→ Action item
Each record is to be given again without alteration.

----- Dataset content -----

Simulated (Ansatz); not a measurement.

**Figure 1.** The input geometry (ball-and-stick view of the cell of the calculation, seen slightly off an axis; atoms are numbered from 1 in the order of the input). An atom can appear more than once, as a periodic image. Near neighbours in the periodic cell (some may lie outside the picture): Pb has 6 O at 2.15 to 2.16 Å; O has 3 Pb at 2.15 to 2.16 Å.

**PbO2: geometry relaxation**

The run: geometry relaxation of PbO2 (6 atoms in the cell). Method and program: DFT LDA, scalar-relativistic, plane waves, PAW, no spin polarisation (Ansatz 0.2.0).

-----

→ Result
Simulated (Ansatz); not a measurement.

**Figure 1.** The input geometry (ball-and-stick view of the cell of the calculation, seen slightly off an axis; atoms are numbered from 1 in the order of the input). An atom can appear more than once, as a periodic image. Near neighbours in the periodic cell (some may lie outside the picture): Pb has 6 O at 2.15 to 2.16 Å; O has 3 Pb at 2.15 to 2.16 Å.

**PbO2: geometry relaxation**

The run: geometry relaxation of PbO2 (6 atoms in the cell). Method and program: DFT LDA, scalar-relativistic, plane waves, PAW, no spin polarisation (Ansatz 0.2.0).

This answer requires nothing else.